> RECORD EXCERPTS:
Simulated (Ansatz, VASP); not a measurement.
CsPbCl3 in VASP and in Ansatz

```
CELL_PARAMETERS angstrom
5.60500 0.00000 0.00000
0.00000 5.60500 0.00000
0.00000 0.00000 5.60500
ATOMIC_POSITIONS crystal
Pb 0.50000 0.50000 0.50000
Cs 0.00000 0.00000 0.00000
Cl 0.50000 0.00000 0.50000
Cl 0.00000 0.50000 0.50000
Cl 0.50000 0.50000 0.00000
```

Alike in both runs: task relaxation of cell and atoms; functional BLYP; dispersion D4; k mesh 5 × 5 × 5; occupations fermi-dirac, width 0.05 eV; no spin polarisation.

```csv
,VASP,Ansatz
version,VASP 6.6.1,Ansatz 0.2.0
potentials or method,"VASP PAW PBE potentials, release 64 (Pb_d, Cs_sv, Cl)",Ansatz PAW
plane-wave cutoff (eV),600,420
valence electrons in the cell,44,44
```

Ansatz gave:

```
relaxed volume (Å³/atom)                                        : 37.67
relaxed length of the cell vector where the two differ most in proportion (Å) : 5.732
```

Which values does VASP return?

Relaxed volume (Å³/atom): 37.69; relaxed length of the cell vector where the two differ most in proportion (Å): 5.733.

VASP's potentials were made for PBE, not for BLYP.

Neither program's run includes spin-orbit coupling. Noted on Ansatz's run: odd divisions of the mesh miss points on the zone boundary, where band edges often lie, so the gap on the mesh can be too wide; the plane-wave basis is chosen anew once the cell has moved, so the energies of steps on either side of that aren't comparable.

> WORK ORDER:
Transcribe, please, every line from the first line of the listing above through the line with "VASP's potentials were". Keep both ends and nothing else.

> TASK OUTPUT:
Simulated (Ansatz, VASP); not a measurement.
CsPbCl3 in VASP and in Ansatz

```
CELL_PARAMETERS angstrom
5.60500 0.00000 0.00000
0.00000 5.60500 0.00000
0.00000 0.00000 5.60500
ATOMIC_POSITIONS crystal
Pb 0.50000 0.50000 0.50000
Cs 0.00000 0.00000 0.00000
Cl 0.50000 0.00000 0.50000
Cl 0.00000 0.50000 0.50000
Cl 0.50000 0.50000 0.00000
```

Alike in both runs: task relaxation of cell and atoms; functional BLYP; dispersion D4; k mesh 5 × 5 × 5; occupations fermi-dirac, width 0.05 eV; no spin polarisation.

```csv
,VASP,Ansatz
version,VASP 6.6.1,Ansatz 0.2.0
potentials or method,"VASP PAW PBE potentials, release 64 (Pb_d, Cs_sv, Cl)",Ansatz PAW
plane-wave cutoff (eV),600,420
valence electrons in the cell,44,44
```

Ansatz gave:

```
relaxed volume (Å³/atom)                                        : 37.67
relaxed length of the cell vector where the two differ most in proportion (Å) : 5.732
```

Which values does VASP return?

Relaxed volume (Å³/atom): 37.69; relaxed length of the cell vector where the two differ most in proportion (Å): 5.733.

VASP's potentials were made for PBE, not for BLYP.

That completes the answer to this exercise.